Work order: When you reach the entries, transcribe each one exactly.

Supplied entries:
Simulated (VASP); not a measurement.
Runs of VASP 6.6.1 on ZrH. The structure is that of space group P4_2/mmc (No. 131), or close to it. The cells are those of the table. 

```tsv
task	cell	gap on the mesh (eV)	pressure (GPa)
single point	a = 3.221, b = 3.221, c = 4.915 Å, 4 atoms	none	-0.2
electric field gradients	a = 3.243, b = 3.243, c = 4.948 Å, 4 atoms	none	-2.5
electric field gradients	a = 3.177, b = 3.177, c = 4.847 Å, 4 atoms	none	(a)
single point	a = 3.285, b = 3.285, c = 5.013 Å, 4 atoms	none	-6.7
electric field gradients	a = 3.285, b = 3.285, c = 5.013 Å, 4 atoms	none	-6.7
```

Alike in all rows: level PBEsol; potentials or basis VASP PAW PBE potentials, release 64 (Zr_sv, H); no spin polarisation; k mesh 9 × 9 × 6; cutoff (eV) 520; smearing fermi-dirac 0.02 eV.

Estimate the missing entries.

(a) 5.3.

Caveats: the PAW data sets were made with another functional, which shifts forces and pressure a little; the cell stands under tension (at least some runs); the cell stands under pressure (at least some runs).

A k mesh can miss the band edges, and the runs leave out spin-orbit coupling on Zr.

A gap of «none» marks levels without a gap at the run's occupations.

Answer space:
Simulated (VASP); not a measurement.
Runs of VASP 6.6.1 on ZrH. The structure is that of space group P4_2/mmc (No. 131), or close to it. The cells are those of the table. 

```tsv
task	cell	gap on the mesh (eV)	pressure (GPa)
single point	a = 3.221, b = 3.221, c = 4.915 Å, 4 atoms	none	-0.2
electric field gradients	a = 3.243, b = 3.243, c = 4.948 Å, 4 atoms	none	-2.5
electric field gradients	a = 3.177, b = 3.177, c = 4.847 Å, 4 atoms	none	(a)
single point	a = 3.285, b = 3.285, c = 5.013 Å, 4 atoms	none	-6.7
electric field gradients	a = 3.285, b = 3.285, c = 5.013 Å, 4 atoms	none	-6.7
```

Alike in all rows: level PBEsol; potentials or basis VASP PAW PBE potentials, release 64 (Zr_sv, H); no spin polarisation; k mesh 9 × 9 × 6; cutoff (eV) 520; smearing fermi-dirac 0.02 eV.

Estimate the missing entries.

(a) 5.3.

Caveats: the PAW data sets were made with another functional, which shifts forces and pressure a little; the cell stands under tension (at least some runs); the cell stands under pressure (at least some runs).

A k mesh can miss the band edges, and the runs leave out spin-orbit coupling on Zr.

A gap of «none» marks levels without a gap at the run's occupations.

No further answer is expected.